Assigned task:
Each line of the data below must be reproduced without any change.

Data shown section start

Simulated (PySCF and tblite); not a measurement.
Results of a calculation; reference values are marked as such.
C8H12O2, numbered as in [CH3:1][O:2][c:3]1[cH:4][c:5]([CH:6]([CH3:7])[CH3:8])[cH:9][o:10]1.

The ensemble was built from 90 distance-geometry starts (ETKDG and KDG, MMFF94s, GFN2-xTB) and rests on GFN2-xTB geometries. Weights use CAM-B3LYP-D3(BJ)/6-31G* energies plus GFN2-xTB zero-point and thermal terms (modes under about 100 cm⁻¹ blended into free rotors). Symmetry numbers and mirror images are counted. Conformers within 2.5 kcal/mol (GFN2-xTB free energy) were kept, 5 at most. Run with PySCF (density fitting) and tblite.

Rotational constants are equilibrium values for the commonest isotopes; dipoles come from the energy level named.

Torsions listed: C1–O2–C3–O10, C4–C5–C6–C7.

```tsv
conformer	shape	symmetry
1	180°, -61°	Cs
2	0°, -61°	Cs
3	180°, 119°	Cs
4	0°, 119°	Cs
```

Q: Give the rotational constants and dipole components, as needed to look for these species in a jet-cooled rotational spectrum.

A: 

Data shown section end

Worked solution:
Simulated (PySCF and tblite); not a measurement.
Results of a calculation; reference values are marked as such.
C8H12O2, numbered as in [CH3:1][O:2][c:3]1[cH:4][c:5]([CH:6]([CH3:7])[CH3:8])[cH:9][o:10]1.

The ensemble was built from 90 distance-geometry starts (ETKDG and KDG, MMFF94s, GFN2-xTB) and rests on GFN2-xTB geometries. Weights use CAM-B3LYP-D3(BJ)/6-31G* energies plus GFN2-xTB zero-point and thermal terms (modes under about 100 cm⁻¹ blended into free rotors). Symmetry numbers and mirror images are counted. Conformers within 2.5 kcal/mol (GFN2-xTB free energy) were kept, 5 at most. Run with PySCF (density fitting) and tblite.

Rotational constants are equilibrium values for the commonest isotopes; dipoles come from the energy level named.

Torsions listed: C1–O2–C3–O10, C4–C5–C6–C7.

```tsv
conformer	shape	symmetry
1	180°, -61°	Cs
2	0°, -61°	Cs
3	180°, 119°	Cs
4	0°, 119°	Cs
```

Q: Give the rotational constants and dipole components, as needed to look for these species in a jet-cooled rotational spectrum.

A: 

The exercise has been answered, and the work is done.